### Recorded information
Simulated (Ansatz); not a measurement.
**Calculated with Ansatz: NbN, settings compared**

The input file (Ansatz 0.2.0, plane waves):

### Work instruction
Each record must be duplicated exactly, with none missing.

### Reply
Simulated (Ansatz); not a measurement.
**Calculated with Ansatz: NbN, settings compared**

The input file (Ansatz 0.2.0, plane waves):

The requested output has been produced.